DATASET RECORDS:
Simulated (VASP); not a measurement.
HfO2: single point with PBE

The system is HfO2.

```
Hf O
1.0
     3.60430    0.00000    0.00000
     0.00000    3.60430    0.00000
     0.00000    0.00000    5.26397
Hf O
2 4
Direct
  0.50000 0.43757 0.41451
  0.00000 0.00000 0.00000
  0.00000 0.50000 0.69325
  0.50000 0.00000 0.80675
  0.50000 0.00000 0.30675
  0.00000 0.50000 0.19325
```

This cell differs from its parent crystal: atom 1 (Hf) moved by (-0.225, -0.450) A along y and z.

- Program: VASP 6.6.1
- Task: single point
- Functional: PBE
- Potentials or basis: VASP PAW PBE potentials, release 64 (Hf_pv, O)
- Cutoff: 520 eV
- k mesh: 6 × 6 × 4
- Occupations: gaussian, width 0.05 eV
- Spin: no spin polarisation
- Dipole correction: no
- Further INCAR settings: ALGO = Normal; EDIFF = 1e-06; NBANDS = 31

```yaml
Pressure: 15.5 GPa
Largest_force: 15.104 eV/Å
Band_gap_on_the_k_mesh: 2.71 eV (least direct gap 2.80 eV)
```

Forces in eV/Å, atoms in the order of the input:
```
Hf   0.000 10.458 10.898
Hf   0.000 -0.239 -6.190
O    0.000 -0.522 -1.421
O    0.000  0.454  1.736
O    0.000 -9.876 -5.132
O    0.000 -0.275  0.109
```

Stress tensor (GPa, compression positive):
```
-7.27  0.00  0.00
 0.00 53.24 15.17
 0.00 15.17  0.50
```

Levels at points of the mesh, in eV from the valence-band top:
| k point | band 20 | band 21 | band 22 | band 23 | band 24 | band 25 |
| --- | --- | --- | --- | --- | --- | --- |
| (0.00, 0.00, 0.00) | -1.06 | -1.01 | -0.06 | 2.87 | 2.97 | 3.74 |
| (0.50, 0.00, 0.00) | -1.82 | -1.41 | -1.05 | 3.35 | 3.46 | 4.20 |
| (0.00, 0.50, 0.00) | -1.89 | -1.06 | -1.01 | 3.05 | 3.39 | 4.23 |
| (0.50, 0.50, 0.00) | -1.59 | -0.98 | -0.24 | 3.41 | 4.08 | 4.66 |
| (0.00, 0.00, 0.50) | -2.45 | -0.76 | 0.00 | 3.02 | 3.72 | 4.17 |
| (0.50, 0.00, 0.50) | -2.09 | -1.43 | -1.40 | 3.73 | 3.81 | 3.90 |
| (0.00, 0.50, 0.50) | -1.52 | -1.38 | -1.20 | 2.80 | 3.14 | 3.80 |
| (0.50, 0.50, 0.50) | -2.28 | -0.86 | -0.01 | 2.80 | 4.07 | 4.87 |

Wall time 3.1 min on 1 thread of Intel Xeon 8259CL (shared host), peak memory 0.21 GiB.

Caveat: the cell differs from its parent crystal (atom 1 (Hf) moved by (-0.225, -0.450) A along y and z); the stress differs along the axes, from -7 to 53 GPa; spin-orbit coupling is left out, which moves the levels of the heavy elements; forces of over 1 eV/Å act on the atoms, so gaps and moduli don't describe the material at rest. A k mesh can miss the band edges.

WORK ITEM: Starting at the first line of the data above, please restate word for word every line up to and including the one that holds "3.46 | 4.20 |", and add nothing else.

TASK OUTPUT:
Simulated (VASP); not a measurement.
HfO2: single point with PBE

The system is HfO2.

```
Hf O
1.0
     3.60430    0.00000    0.00000
     0.00000    3.60430    0.00000
     0.00000    0.00000    5.26397
Hf O
2 4
Direct
  0.50000 0.43757 0.41451
  0.00000 0.00000 0.00000
  0.00000 0.50000 0.69325
  0.50000 0.00000 0.80675
  0.50000 0.00000 0.30675
  0.00000 0.50000 0.19325
```

This cell differs from its parent crystal: atom 1 (Hf) moved by (-0.225, -0.450) A along y and z.

- Program: VASP 6.6.1
- Task: single point
- Functional: PBE
- Potentials or basis: VASP PAW PBE potentials, release 64 (Hf_pv, O)
- Cutoff: 520 eV
- k mesh: 6 × 6 × 4
- Occupations: gaussian, width 0.05 eV
- Spin: no spin polarisation
- Dipole correction: no
- Further INCAR settings: ALGO = Normal; EDIFF = 1e-06; NBANDS = 31

```yaml
Pressure: 15.5 GPa
Largest_force: 15.104 eV/Å
Band_gap_on_the_k_mesh: 2.71 eV (least direct gap 2.80 eV)
```

Forces in eV/Å, atoms in the order of the input:
```
Hf   0.000 10.458 10.898
Hf   0.000 -0.239 -6.190
O    0.000 -0.522 -1.421
O    0.000  0.454  1.736
O    0.000 -9.876 -5.132
O    0.000 -0.275  0.109
```

Stress tensor (GPa, compression positive):
```
-7.27  0.00  0.00
 0.00 53.24 15.17
 0.00 15.17  0.50
```

Levels at points of the mesh, in eV from the valence-band top:
| k point | band 20 | band 21 | band 22 | band 23 | band 24 | band 25 |
| --- | --- | --- | --- | --- | --- | --- |
| (0.00, 0.00, 0.00) | -1.06 | -1.01 | -0.06 | 2.87 | 2.97 | 3.74 |
| (0.50, 0.00, 0.00) | -1.82 | -1.41 | -1.05 | 3.35 | 3.46 | 4.20 |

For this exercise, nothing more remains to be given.